*** Begin section ***

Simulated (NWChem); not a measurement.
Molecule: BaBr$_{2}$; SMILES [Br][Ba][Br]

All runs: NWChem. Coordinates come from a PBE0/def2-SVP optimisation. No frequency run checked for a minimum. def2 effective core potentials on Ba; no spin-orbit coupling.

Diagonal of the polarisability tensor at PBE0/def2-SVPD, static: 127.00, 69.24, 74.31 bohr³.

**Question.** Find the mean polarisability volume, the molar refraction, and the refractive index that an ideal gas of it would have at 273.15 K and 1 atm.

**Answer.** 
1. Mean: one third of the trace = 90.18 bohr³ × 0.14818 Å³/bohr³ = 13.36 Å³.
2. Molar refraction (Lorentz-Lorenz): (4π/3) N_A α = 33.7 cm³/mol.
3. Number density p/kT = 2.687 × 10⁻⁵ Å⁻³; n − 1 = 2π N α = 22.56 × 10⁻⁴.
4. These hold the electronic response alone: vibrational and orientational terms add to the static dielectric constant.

*** End section ***

• TASK ITEM: Repeat the material in full. Nothing may differ.

• EXERCISE ANSWER:
Simulated (NWChem); not a measurement.
Molecule: BaBr$_{2}$; SMILES [Br][Ba][Br]

All runs: NWChem. Coordinates come from a PBE0/def2-SVP optimisation. No frequency run checked for a minimum. def2 effective core potentials on Ba; no spin-orbit coupling.

Diagonal of the polarisability tensor at PBE0/def2-SVPD, static: 127.00, 69.24, 74.31 bohr³.

**Question.** Find the mean polarisability volume, the molar refraction, and the refractive index that an ideal gas of it would have at 273.15 K and 1 atm.

**Answer.** 
1. Mean: one third of the trace = 90.18 bohr³ × 0.14818 Å³/bohr³ = 13.36 Å³.
2. Molar refraction (Lorentz-Lorenz): (4π/3) N_A α = 33.7 cm³/mol.
3. Number density p/kT = 2.687 × 10⁻⁵ Å⁻³; n − 1 = 2π N α = 22.56 × 10⁻⁴.
4. These hold the electronic response alone: vibrational and orientational terms add to the static dielectric constant.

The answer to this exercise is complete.